» Dataset extract
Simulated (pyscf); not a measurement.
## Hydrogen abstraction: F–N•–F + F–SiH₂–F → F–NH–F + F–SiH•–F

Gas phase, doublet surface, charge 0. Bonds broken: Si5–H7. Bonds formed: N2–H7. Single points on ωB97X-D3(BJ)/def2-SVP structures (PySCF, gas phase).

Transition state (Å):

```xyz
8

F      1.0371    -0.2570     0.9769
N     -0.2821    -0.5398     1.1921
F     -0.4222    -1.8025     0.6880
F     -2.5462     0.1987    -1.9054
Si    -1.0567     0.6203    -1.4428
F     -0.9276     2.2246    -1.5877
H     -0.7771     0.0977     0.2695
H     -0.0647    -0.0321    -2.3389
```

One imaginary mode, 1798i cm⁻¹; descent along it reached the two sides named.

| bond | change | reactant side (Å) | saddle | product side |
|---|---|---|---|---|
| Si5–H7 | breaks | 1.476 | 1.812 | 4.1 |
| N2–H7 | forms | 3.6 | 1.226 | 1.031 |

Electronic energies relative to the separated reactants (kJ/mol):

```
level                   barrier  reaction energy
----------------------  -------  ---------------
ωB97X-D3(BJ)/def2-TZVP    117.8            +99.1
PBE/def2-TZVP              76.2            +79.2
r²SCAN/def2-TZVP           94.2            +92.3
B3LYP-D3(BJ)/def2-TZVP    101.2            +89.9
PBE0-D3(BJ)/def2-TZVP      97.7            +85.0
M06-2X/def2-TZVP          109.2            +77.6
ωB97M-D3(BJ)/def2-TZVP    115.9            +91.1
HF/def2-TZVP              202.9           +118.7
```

» Work task
Set down precisely the lines above between the line holding "One imaginary mode, 1798i" and the line holding "1.226 | 1.031 |", inclusive, and nothing beyond them.

» Answer area
One imaginary mode, 1798i cm⁻¹; descent along it reached the two sides named.

| bond | change | reactant side (Å) | saddle | product side |
|---|---|---|---|---|
| Si5–H7 | breaks | 1.476 | 1.812 | 4.1 |
| N2–H7 | forms | 3.6 | 1.226 | 1.031 |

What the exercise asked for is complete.